[ENTRIES PROVIDED]:
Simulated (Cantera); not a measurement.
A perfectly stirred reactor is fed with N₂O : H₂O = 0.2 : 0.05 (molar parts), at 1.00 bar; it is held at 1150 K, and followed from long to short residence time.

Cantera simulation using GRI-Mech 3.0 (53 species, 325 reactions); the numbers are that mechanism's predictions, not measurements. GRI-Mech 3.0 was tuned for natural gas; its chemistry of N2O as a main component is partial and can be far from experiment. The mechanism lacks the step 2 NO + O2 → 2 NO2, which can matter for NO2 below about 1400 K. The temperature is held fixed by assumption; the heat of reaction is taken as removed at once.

[ACTION ITEM]: All records above are to be output again exactly as they stand.

[ANSWER SECTION]:
Simulated (Cantera); not a measurement.
A perfectly stirred reactor is fed with N₂O : H₂O = 0.2 : 0.05 (molar parts), at 1.00 bar; it is held at 1150 K, and followed from long to short residence time.

Cantera simulation using GRI-Mech 3.0 (53 species, 325 reactions); the numbers are that mechanism's predictions, not measurements. GRI-Mech 3.0 was tuned for natural gas; its chemistry of N2O as a main component is partial and can be far from experiment. The mechanism lacks the step 2 NO + O2 → 2 NO2, which can matter for NO2 below about 1400 K. The temperature is held fixed by assumption; the heat of reaction is taken as removed at once.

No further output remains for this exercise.